**Exercise**
Once you reach the line that holds "S_xx (e²/amu) |" in the listing below, output it and every line after it through the line that holds "Task: Where do", word for word.

**Study material**

══════════

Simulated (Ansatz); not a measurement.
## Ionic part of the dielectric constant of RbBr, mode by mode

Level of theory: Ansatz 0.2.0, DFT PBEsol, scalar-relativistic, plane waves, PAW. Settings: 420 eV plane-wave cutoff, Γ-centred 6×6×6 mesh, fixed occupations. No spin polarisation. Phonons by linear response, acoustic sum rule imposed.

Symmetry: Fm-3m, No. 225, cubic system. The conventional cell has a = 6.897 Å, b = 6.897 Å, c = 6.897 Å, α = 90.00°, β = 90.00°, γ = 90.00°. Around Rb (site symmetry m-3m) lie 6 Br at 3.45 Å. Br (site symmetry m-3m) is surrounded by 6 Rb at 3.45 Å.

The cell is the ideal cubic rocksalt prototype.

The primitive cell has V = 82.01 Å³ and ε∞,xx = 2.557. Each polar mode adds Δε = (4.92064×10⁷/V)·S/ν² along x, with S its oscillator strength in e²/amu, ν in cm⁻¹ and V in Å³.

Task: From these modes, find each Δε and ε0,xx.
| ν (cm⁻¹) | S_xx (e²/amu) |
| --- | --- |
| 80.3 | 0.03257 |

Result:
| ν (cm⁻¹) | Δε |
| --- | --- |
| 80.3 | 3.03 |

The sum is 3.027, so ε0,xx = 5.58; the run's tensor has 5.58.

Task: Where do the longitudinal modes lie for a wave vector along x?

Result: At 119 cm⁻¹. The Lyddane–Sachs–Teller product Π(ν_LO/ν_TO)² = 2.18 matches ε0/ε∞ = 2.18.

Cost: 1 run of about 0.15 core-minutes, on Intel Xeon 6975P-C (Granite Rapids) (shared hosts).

══════════

**Solution**
| ν (cm⁻¹) | S_xx (e²/amu) |
| --- | --- |
| 80.3 | 0.03257 |

Result:
| ν (cm⁻¹) | Δε |
| --- | --- |
| 80.3 | 3.03 |

The sum is 3.027, so ε0,xx = 5.58; the run's tensor has 5.58.

Task: Where do the longitudinal modes lie for a wave vector along x?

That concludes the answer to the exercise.